§ ASSIGNMENT
Up to and including the line with "- gap on the", please reproduce the lines below exactly, beginning with the first.

§ EXTRACTED DATA
————————

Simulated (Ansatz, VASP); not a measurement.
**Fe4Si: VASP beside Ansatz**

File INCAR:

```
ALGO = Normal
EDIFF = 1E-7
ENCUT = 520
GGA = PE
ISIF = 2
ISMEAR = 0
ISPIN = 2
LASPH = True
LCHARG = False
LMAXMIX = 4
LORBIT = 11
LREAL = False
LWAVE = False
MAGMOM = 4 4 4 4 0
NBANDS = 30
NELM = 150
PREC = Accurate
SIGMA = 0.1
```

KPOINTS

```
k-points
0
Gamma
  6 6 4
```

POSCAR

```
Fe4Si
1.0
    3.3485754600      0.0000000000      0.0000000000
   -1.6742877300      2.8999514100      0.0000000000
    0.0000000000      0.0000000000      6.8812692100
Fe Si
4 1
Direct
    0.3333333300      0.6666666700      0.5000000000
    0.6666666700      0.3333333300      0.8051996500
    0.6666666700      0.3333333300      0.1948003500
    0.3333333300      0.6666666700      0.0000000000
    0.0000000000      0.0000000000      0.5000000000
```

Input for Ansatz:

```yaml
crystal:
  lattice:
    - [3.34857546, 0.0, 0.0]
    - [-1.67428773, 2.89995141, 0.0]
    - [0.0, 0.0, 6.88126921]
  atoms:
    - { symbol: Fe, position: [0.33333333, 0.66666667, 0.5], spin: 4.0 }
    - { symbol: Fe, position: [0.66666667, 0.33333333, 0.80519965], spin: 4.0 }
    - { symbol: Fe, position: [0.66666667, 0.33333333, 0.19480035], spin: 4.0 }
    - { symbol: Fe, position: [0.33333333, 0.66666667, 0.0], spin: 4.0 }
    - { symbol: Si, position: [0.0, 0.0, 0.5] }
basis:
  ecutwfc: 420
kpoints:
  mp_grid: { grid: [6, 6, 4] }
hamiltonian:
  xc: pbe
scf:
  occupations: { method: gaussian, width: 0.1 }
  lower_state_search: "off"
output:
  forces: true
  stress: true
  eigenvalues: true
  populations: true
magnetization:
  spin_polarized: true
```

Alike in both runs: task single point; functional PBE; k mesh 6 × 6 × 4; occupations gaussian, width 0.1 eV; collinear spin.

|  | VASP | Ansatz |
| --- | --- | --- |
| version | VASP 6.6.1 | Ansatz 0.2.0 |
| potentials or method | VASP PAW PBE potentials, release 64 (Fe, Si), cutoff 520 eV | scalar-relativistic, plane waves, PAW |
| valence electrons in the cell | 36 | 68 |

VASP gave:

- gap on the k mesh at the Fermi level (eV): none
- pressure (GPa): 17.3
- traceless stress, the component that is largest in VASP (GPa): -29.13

————————

§ WRITTEN ANSWER
Simulated (Ansatz, VASP); not a measurement.
**Fe4Si: VASP beside Ansatz**

File INCAR:

```
ALGO = Normal
EDIFF = 1E-7
ENCUT = 520
GGA = PE
ISIF = 2
ISMEAR = 0
ISPIN = 2
LASPH = True
LCHARG = False
LMAXMIX = 4
LORBIT = 11
LREAL = False
LWAVE = False
MAGMOM = 4 4 4 4 0
NBANDS = 30
NELM = 150
PREC = Accurate
SIGMA = 0.1
```

KPOINTS

```
k-points
0
Gamma
  6 6 4
```

POSCAR

```
Fe4Si
1.0
    3.3485754600      0.0000000000      0.0000000000
   -1.6742877300      2.8999514100      0.0000000000
    0.0000000000      0.0000000000      6.8812692100
Fe Si
4 1
Direct
    0.3333333300      0.6666666700      0.5000000000
    0.6666666700      0.3333333300      0.8051996500
    0.6666666700      0.3333333300      0.1948003500
    0.3333333300      0.6666666700      0.0000000000
    0.0000000000      0.0000000000      0.5000000000
```

Input for Ansatz:

```yaml
crystal:
  lattice:
    - [3.34857546, 0.0, 0.0]
    - [-1.67428773, 2.89995141, 0.0]
    - [0.0, 0.0, 6.88126921]
  atoms:
    - { symbol: Fe, position: [0.33333333, 0.66666667, 0.5], spin: 4.0 }
    - { symbol: Fe, position: [0.66666667, 0.33333333, 0.80519965], spin: 4.0 }
    - { symbol: Fe, position: [0.66666667, 0.33333333, 0.19480035], spin: 4.0 }
    - { symbol: Fe, position: [0.33333333, 0.66666667, 0.0], spin: 4.0 }
    - { symbol: Si, position: [0.0, 0.0, 0.5] }
basis:
  ecutwfc: 420
kpoints:
  mp_grid: { grid: [6, 6, 4] }
hamiltonian:
  xc: pbe
scf:
  occupations: { method: gaussian, width: 0.1 }
  lower_state_search: "off"
output:
  forces: true
  stress: true
  eigenvalues: true
  populations: true
magnetization:
  spin_polarized: true
```

Alike in both runs: task single point; functional PBE; k mesh 6 × 6 × 4; occupations gaussian, width 0.1 eV; collinear spin.

|  | VASP | Ansatz |
| --- | --- | --- |
| version | VASP 6.6.1 | Ansatz 0.2.0 |
| potentials or method | VASP PAW PBE potentials, release 64 (Fe, Si), cutoff 520 eV | scalar-relativistic, plane waves, PAW |
| valence electrons in the cell | 36 | 68 |

VASP gave:

- gap on the k mesh at the Fermi level (eV): none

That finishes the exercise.